▬▬▬▬▬▬▬▬▬▬
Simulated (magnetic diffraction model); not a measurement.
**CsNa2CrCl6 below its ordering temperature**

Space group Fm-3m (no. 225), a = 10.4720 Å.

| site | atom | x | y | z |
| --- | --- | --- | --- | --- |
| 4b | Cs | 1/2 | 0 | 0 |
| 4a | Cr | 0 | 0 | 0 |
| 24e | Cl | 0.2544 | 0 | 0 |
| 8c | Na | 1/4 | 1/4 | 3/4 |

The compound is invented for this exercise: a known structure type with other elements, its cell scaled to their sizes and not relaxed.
▬▬▬▬▬▬▬▬▬▬

[WORK REQUEST]
Extract exactly the leading lines of the data, stopping at and including the line with "1/4 | 1/4 | 3/4 |".

[TASK RESULT]
Simulated (magnetic diffraction model); not a measurement.
**CsNa2CrCl6 below its ordering temperature**

Space group Fm-3m (no. 225), a = 10.4720 Å.

| site | atom | x | y | z |
| --- | --- | --- | --- | --- |
| 4b | Cs | 1/2 | 0 | 0 |
| 4a | Cr | 0 | 0 | 0 |
| 24e | Cl | 0.2544 | 0 | 0 |
| 8c | Na | 1/4 | 1/4 | 3/4 |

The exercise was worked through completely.